────
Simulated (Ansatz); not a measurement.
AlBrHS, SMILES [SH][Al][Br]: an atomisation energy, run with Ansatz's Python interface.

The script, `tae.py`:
────

## Action item
Write the material out once more, exactly as it reads.

## Solution
Simulated (Ansatz); not a measurement.
AlBrHS, SMILES [SH][Al][Br]: an atomisation energy, run with Ansatz's Python interface.

The script, `tae.py`:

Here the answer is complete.